-------------------------

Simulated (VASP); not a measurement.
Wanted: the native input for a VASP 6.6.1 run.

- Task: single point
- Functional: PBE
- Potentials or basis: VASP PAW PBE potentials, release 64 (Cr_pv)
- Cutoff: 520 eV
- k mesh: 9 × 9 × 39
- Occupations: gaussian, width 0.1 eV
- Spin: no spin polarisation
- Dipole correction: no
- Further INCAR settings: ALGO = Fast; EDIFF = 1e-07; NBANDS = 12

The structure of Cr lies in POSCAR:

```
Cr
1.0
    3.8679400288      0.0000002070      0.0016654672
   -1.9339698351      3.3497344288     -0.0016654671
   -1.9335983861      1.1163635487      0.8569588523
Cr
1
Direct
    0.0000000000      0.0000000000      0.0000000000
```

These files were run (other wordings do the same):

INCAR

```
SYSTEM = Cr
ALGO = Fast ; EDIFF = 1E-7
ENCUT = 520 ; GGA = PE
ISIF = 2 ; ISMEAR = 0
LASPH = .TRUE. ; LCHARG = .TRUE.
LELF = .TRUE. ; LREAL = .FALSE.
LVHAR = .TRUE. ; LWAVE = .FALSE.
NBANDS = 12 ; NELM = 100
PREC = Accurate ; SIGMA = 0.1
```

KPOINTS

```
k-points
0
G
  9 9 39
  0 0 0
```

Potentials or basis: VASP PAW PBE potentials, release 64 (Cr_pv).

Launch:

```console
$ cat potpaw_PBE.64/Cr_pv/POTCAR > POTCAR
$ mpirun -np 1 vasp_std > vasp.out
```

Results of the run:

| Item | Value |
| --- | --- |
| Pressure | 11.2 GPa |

-------------------------

Every single record must be transcribed exactly as it stands.

## [YOUR SOLUTION]
Simulated (VASP); not a measurement.
Wanted: the native input for a VASP 6.6.1 run.

- Task: single point
- Functional: PBE
- Potentials or basis: VASP PAW PBE potentials, release 64 (Cr_pv)
- Cutoff: 520 eV
- k mesh: 9 × 9 × 39
- Occupations: gaussian, width 0.1 eV
- Spin: no spin polarisation
- Dipole correction: no
- Further INCAR settings: ALGO = Fast; EDIFF = 1e-07; NBANDS = 12

The structure of Cr lies in POSCAR:

```
Cr
1.0
    3.8679400288      0.0000002070      0.0016654672
   -1.9339698351      3.3497344288     -0.0016654671
   -1.9335983861      1.1163635487      0.8569588523
Cr
1
Direct
    0.0000000000      0.0000000000      0.0000000000
```

These files were run (other wordings do the same):

INCAR

```
SYSTEM = Cr
ALGO = Fast ; EDIFF = 1E-7
ENCUT = 520 ; GGA = PE
ISIF = 2 ; ISMEAR = 0
LASPH = .TRUE. ; LCHARG = .TRUE.
LELF = .TRUE. ; LREAL = .FALSE.
LVHAR = .TRUE. ; LWAVE = .FALSE.
NBANDS = 12 ; NELM = 100
PREC = Accurate ; SIGMA = 0.1
```

KPOINTS

```
k-points
0
G
  9 9 39
  0 0 0
```

Potentials or basis: VASP PAW PBE potentials, release 64 (Cr_pv).

Launch:

```console
$ cat potpaw_PBE.64/Cr_pv/POTCAR > POTCAR
$ mpirun -np 1 vasp_std > vasp.out
```

Results of the run:

| Item | Value |
| --- | --- |
| Pressure | 11.2 GPa |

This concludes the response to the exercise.